::: RECORDS SUPPLIED

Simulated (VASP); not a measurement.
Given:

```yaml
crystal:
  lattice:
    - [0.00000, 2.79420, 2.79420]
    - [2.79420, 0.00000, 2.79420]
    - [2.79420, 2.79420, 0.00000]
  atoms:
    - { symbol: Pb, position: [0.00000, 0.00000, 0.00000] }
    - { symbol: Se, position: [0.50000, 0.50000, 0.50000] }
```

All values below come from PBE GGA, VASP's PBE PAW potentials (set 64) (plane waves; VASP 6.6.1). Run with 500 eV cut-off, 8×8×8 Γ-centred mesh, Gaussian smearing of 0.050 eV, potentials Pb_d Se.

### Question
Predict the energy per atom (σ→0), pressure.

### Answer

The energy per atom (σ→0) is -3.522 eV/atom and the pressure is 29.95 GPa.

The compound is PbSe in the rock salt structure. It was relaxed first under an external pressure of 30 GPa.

::::::

### TASK ITEM:
Only the lines from the start of the material through the line containing "The energy per atom (σ→0) is" should be repeated, and they should be repeated exactly.

### ANSWER BOX:
Simulated (VASP); not a measurement.
Given:

```yaml
crystal:
  lattice:
    - [0.00000, 2.79420, 2.79420]
    - [2.79420, 0.00000, 2.79420]
    - [2.79420, 2.79420, 0.00000]
  atoms:
    - { symbol: Pb, position: [0.00000, 0.00000, 0.00000] }
    - { symbol: Se, position: [0.50000, 0.50000, 0.50000] }
```

All values below come from PBE GGA, VASP's PBE PAW potentials (set 64) (plane waves; VASP 6.6.1). Run with 500 eV cut-off, 8×8×8 Γ-centred mesh, Gaussian smearing of 0.050 eV, potentials Pb_d Se.

### Question
Predict the energy per atom (σ→0), pressure.

### Answer

The energy per atom (σ→0) is -3.522 eV/atom and the pressure is 29.95 GPa.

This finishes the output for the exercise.